........
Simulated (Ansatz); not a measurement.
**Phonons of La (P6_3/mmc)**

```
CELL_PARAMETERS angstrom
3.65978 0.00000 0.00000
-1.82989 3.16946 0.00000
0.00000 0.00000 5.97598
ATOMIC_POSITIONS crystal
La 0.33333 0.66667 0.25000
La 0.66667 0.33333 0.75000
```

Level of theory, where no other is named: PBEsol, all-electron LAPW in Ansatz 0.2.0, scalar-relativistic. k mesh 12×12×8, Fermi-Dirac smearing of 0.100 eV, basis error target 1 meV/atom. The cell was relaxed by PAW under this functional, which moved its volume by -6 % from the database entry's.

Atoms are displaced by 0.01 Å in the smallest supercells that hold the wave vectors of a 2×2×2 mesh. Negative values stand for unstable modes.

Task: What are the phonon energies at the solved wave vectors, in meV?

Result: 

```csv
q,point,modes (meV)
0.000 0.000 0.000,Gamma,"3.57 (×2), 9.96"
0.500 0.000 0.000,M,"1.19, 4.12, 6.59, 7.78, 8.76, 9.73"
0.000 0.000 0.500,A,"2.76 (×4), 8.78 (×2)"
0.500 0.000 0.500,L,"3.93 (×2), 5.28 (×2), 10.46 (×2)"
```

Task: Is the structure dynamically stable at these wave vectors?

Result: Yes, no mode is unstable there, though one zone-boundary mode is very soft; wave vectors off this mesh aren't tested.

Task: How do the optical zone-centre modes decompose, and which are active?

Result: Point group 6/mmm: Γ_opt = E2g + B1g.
........

### Requirement
Every line of the listing is to be returned exactly as written.

### Task answer
Simulated (Ansatz); not a measurement.
**Phonons of La (P6_3/mmc)**

```
CELL_PARAMETERS angstrom
3.65978 0.00000 0.00000
-1.82989 3.16946 0.00000
0.00000 0.00000 5.97598
ATOMIC_POSITIONS crystal
La 0.33333 0.66667 0.25000
La 0.66667 0.33333 0.75000
```

Level of theory, where no other is named: PBEsol, all-electron LAPW in Ansatz 0.2.0, scalar-relativistic. k mesh 12×12×8, Fermi-Dirac smearing of 0.100 eV, basis error target 1 meV/atom. The cell was relaxed by PAW under this functional, which moved its volume by -6 % from the database entry's.

Atoms are displaced by 0.01 Å in the smallest supercells that hold the wave vectors of a 2×2×2 mesh. Negative values stand for unstable modes.

Task: What are the phonon energies at the solved wave vectors, in meV?

Result: 

```csv
q,point,modes (meV)
0.000 0.000 0.000,Gamma,"3.57 (×2), 9.96"
0.500 0.000 0.000,M,"1.19, 4.12, 6.59, 7.78, 8.76, 9.73"
0.000 0.000 0.500,A,"2.76 (×4), 8.78 (×2)"
0.500 0.000 0.500,L,"3.93 (×2), 5.28 (×2), 10.46 (×2)"
```

Task: Is the structure dynamically stable at these wave vectors?

Result: Yes, no mode is unstable there, though one zone-boundary mode is very soft; wave vectors off this mesh aren't tested.

Task: How do the optical zone-centre modes decompose, and which are active?

Result: Point group 6/mmm: Γ_opt = E2g + B1g.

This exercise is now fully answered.